-- Supplied information --
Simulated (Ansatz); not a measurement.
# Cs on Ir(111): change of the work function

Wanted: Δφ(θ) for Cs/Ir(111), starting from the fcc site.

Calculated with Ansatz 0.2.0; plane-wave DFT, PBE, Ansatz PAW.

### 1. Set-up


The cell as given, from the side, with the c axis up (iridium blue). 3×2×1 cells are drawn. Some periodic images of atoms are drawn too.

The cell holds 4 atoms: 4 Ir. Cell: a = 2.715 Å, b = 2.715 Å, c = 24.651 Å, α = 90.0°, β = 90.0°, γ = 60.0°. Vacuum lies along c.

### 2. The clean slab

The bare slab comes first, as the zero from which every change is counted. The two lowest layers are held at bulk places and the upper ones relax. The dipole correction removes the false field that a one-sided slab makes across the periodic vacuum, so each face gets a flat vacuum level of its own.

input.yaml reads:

-- Work request --
Nothing should appear in the answer except the lines above from the line with "### 1. Set-up" through the line with "The bare slab", both included, written out exactly.

-- Result --
### 1. Set-up


The cell as given, from the side, with the c axis up (iridium blue). 3×2×1 cells are drawn. Some periodic images of atoms are drawn too.

The cell holds 4 atoms: 4 Ir. Cell: a = 2.715 Å, b = 2.715 Å, c = 24.651 Å, α = 90.0°, β = 90.0°, γ = 60.0°. Vacuum lies along c.

### 2. The clean slab

The bare slab comes first, as the zero from which every change is counted. The two lowest layers are held at bulk places and the upper ones relax. The dipole correction removes the false field that a one-sided slab makes across the periodic vacuum, so each face gets a flat vacuum level of its own.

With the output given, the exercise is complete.